> **Stored data**:
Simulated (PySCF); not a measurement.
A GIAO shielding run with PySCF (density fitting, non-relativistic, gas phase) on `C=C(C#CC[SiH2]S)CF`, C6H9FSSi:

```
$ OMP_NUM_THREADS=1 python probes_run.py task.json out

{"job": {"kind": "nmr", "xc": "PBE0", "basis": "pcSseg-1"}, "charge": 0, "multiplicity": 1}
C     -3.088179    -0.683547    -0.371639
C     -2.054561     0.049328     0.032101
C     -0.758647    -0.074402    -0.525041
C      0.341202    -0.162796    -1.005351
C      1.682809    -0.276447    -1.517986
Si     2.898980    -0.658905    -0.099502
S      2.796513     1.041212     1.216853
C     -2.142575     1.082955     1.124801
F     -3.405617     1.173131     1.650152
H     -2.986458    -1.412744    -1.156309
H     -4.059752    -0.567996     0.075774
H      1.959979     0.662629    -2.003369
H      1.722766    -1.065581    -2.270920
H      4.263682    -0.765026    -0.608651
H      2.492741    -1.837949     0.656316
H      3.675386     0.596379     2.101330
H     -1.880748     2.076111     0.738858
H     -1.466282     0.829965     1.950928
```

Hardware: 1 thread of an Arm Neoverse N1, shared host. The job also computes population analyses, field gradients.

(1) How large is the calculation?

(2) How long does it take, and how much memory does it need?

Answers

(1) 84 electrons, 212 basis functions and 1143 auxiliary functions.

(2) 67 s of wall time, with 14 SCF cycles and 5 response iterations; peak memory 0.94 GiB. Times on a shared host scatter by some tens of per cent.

> **Exercise**:
Precisely the lines between those holding "A GIAO shielding" and "(1) 84 electrons, 212", inclusive, are to be reproduced from the listing above, with nothing added.

> **Task answer**:
A GIAO shielding run with PySCF (density fitting, non-relativistic, gas phase) on `C=C(C#CC[SiH2]S)CF`, C6H9FSSi:

```
$ OMP_NUM_THREADS=1 python probes_run.py task.json out

{"job": {"kind": "nmr", "xc": "PBE0", "basis": "pcSseg-1"}, "charge": 0, "multiplicity": 1}
C     -3.088179    -0.683547    -0.371639
C     -2.054561     0.049328     0.032101
C     -0.758647    -0.074402    -0.525041
C      0.341202    -0.162796    -1.005351
C      1.682809    -0.276447    -1.517986
Si     2.898980    -0.658905    -0.099502
S      2.796513     1.041212     1.216853
C     -2.142575     1.082955     1.124801
F     -3.405617     1.173131     1.650152
H     -2.986458    -1.412744    -1.156309
H     -4.059752    -0.567996     0.075774
H      1.959979     0.662629    -2.003369
H      1.722766    -1.065581    -2.270920
H      4.263682    -0.765026    -0.608651
H      2.492741    -1.837949     0.656316
H      3.675386     0.596379     2.101330
H     -1.880748     2.076111     0.738858
H     -1.466282     0.829965     1.950928
```

Hardware: 1 thread of an Arm Neoverse N1, shared host. The job also computes population analyses, field gradients.

(1) How large is the calculation?

(2) How long does it take, and how much memory does it need?

Answers

(1) 84 electrons, 212 basis functions and 1143 auxiliary functions.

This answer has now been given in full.